Data section:
# # # #

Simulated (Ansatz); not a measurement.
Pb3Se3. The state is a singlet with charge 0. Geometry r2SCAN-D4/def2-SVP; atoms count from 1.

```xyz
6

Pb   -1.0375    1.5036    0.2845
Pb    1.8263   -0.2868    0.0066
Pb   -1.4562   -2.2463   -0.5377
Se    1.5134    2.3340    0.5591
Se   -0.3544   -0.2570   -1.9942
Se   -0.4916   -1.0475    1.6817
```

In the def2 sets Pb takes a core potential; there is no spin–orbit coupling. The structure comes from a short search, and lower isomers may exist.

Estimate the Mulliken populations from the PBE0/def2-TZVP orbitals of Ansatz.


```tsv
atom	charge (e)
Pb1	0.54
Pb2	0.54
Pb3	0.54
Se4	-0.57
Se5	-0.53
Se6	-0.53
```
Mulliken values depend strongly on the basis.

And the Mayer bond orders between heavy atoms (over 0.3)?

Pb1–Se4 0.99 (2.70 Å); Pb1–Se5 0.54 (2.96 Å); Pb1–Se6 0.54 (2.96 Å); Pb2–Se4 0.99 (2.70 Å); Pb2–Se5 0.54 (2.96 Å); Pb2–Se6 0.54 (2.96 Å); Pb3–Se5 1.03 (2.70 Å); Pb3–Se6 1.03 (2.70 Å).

# # # #

Work request: Could you please retype the lines from the start of the data through the line with "And the Mayer", both included, and nothing else?

Written response:
Simulated (Ansatz); not a measurement.
Pb3Se3. The state is a singlet with charge 0. Geometry r2SCAN-D4/def2-SVP; atoms count from 1.

```xyz
6

Pb   -1.0375    1.5036    0.2845
Pb    1.8263   -0.2868    0.0066
Pb   -1.4562   -2.2463   -0.5377
Se    1.5134    2.3340    0.5591
Se   -0.3544   -0.2570   -1.9942
Se   -0.4916   -1.0475    1.6817
```

In the def2 sets Pb takes a core potential; there is no spin–orbit coupling. The structure comes from a short search, and lower isomers may exist.

Estimate the Mulliken populations from the PBE0/def2-TZVP orbitals of Ansatz.


```tsv
atom	charge (e)
Pb1	0.54
Pb2	0.54
Pb3	0.54
Se4	-0.57
Se5	-0.53
Se6	-0.53
```
Mulliken values depend strongly on the basis.

And the Mayer bond orders between heavy atoms (over 0.3)?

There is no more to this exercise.